════════════════
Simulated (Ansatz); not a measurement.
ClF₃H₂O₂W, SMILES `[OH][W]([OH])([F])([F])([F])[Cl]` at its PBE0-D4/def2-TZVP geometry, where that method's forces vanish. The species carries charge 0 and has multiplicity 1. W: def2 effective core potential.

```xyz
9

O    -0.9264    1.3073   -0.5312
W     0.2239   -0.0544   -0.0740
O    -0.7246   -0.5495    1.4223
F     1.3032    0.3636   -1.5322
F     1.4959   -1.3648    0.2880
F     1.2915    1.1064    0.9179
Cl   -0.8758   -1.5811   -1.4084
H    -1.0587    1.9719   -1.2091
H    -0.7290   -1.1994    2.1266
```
════════════════

**Brief**. The records above are to be copied in full, exactly as written.

**Your response**.
Simulated (Ansatz); not a measurement.
ClF₃H₂O₂W, SMILES `[OH][W]([OH])([F])([F])([F])[Cl]` at its PBE0-D4/def2-TZVP geometry, where that method's forces vanish. The species carries charge 0 and has multiplicity 1. W: def2 effective core potential.

```xyz
9

O    -0.9264    1.3073   -0.5312
W     0.2239   -0.0544   -0.0740
O    -0.7246   -0.5495    1.4223
F     1.3032    0.3636   -1.5322
F     1.4959   -1.3648    0.2880
F     1.2915    1.1064    0.9179
Cl   -0.8758   -1.5811   -1.4084
H    -1.0587    1.9719   -1.2091
H    -0.7290   -1.1994    2.1266
```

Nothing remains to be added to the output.